# Data excerpts:
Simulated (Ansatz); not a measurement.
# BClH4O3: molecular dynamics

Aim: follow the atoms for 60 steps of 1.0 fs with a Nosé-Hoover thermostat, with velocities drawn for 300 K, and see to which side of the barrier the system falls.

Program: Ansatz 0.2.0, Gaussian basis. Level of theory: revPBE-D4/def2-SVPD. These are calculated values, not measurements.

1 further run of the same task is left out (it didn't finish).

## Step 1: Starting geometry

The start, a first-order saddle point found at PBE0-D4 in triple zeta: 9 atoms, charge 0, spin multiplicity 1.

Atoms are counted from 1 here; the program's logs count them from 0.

# Task item:
Up to and including the line with "The start, a", reproduce the material above exactly as it appears, starting from its first line.

# Expected answer:
Simulated (Ansatz); not a measurement.
# BClH4O3: molecular dynamics

Aim: follow the atoms for 60 steps of 1.0 fs with a Nosé-Hoover thermostat, with velocities drawn for 300 K, and see to which side of the barrier the system falls.

Program: Ansatz 0.2.0, Gaussian basis. Level of theory: revPBE-D4/def2-SVPD. These are calculated values, not measurements.

1 further run of the same task is left out (it didn't finish).

## Step 1: Starting geometry

The start, a first-order saddle point found at PBE0-D4 in triple zeta: 9 atoms, charge 0, spin multiplicity 1.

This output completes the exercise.